☆ ☆ ☆ ☆ ☆

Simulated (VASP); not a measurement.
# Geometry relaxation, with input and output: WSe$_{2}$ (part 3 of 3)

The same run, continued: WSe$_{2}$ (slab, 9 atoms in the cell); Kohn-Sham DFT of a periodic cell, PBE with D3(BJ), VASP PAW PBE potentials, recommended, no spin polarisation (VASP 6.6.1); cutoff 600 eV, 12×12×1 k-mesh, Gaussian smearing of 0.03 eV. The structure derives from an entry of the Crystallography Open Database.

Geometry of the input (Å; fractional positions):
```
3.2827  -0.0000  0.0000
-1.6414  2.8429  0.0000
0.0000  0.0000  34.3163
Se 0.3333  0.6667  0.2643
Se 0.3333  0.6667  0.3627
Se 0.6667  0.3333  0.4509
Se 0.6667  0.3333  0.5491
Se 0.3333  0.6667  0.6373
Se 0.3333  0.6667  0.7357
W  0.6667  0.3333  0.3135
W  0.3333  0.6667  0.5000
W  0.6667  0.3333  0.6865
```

☆ ☆ ☆ ☆ ☆

| WORK TASK |
Lines from the start of the material above through the line containing "# Geometry relaxation, with" are to be duplicated exactly, and only those.

| WRITTEN REPLY |
Simulated (VASP); not a measurement.
# Geometry relaxation, with input and output: WSe$_{2}$ (part 3 of 3)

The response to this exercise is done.